- - - - - - -

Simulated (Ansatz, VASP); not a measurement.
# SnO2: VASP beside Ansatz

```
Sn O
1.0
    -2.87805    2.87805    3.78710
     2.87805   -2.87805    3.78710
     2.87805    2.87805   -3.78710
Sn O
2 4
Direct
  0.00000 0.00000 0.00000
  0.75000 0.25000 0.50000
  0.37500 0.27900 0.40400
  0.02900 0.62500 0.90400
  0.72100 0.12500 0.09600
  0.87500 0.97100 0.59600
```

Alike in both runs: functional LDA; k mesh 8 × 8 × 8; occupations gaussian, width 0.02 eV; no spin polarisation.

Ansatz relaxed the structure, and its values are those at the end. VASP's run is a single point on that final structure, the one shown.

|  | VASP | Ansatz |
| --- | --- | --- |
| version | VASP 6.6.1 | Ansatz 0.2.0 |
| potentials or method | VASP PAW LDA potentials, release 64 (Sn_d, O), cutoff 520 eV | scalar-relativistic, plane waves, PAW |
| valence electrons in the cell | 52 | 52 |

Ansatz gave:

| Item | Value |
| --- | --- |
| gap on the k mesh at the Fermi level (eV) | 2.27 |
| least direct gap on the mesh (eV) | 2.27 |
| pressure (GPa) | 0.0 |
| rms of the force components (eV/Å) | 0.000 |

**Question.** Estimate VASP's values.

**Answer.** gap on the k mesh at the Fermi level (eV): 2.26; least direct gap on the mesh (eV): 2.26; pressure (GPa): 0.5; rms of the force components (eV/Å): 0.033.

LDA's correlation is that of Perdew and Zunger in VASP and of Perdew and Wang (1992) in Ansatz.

- - - - - - -

**REQUIRED ACTION**
Using the data above, reproduce exactly the lines between those holding "# SnO2: VASP beside Ansatz" and "level (eV) | 2.27 |", inclusive, and no others.

**YOUR SOLUTION**
# SnO2: VASP beside Ansatz

```
Sn O
1.0
    -2.87805    2.87805    3.78710
     2.87805   -2.87805    3.78710
     2.87805    2.87805   -3.78710
Sn O
2 4
Direct
  0.00000 0.00000 0.00000
  0.75000 0.25000 0.50000
  0.37500 0.27900 0.40400
  0.02900 0.62500 0.90400
  0.72100 0.12500 0.09600
  0.87500 0.97100 0.59600
```

Alike in both runs: functional LDA; k mesh 8 × 8 × 8; occupations gaussian, width 0.02 eV; no spin polarisation.

Ansatz relaxed the structure, and its values are those at the end. VASP's run is a single point on that final structure, the one shown.

|  | VASP | Ansatz |
| --- | --- | --- |
| version | VASP 6.6.1 | Ansatz 0.2.0 |
| potentials or method | VASP PAW LDA potentials, release 64 (Sn_d, O), cutoff 520 eV | scalar-relativistic, plane waves, PAW |
| valence electrons in the cell | 52 | 52 |

Ansatz gave:

| Item | Value |
| --- | --- |
| gap on the k mesh at the Fermi level (eV) | 2.27 |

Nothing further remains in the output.